* [Assignment]
Every line from the top of the material through the line holding "### Step 3. Single point, PBE" should be copied exactly, and only those lines.

* [Recorded information]
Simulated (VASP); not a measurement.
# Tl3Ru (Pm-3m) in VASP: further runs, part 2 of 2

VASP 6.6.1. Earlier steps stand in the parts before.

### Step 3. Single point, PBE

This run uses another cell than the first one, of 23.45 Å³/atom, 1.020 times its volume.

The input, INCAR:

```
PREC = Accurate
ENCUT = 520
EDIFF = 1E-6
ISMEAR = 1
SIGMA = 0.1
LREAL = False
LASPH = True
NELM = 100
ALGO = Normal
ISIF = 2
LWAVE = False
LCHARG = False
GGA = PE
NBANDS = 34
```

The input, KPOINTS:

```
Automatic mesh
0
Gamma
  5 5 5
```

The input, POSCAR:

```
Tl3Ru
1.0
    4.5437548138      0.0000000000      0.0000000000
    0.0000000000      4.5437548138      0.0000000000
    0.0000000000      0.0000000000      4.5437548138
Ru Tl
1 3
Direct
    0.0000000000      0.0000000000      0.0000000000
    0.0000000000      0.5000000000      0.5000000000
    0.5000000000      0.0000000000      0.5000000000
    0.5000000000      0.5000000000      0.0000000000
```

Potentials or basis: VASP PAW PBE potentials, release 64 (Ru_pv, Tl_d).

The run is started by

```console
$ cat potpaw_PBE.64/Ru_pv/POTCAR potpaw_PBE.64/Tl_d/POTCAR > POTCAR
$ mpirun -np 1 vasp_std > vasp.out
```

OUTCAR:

* [Exercise response]
Simulated (VASP); not a measurement.
# Tl3Ru (Pm-3m) in VASP: further runs, part 2 of 2

VASP 6.6.1. Earlier steps stand in the parts before.

### Step 3. Single point, PBE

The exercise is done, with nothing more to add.